### SUPPLIED INFORMATION
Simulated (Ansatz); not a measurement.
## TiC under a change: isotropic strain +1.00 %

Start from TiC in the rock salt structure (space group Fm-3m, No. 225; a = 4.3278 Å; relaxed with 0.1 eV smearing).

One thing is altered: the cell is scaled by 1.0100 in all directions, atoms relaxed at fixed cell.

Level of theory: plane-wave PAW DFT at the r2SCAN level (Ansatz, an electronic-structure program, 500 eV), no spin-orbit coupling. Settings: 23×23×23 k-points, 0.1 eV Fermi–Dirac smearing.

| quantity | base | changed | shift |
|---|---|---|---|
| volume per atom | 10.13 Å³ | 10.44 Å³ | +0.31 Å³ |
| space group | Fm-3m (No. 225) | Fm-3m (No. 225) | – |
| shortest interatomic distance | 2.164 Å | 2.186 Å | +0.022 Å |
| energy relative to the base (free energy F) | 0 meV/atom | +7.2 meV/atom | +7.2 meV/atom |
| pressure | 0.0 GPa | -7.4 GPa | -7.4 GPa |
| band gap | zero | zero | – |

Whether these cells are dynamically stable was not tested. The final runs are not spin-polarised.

### WORK REQUEST
Your answer should consist only of the lines above between the line holding "## TiC under" and the line holding "zero | zero | – |", inclusive, each transcribed exactly.

### EXPECTED ANSWER
## TiC under a change: isotropic strain +1.00 %

Start from TiC in the rock salt structure (space group Fm-3m, No. 225; a = 4.3278 Å; relaxed with 0.1 eV smearing).

One thing is altered: the cell is scaled by 1.0100 in all directions, atoms relaxed at fixed cell.

Level of theory: plane-wave PAW DFT at the r2SCAN level (Ansatz, an electronic-structure program, 500 eV), no spin-orbit coupling. Settings: 23×23×23 k-points, 0.1 eV Fermi–Dirac smearing.

| quantity | base | changed | shift |
|---|---|---|---|
| volume per atom | 10.13 Å³ | 10.44 Å³ | +0.31 Å³ |
| space group | Fm-3m (No. 225) | Fm-3m (No. 225) | – |
| shortest interatomic distance | 2.164 Å | 2.186 Å | +0.022 Å |
| energy relative to the base (free energy F) | 0 meV/atom | +7.2 meV/atom | +7.2 meV/atom |
| pressure | 0.0 GPa | -7.4 GPa | -7.4 GPa |
| band gap | zero | zero | – |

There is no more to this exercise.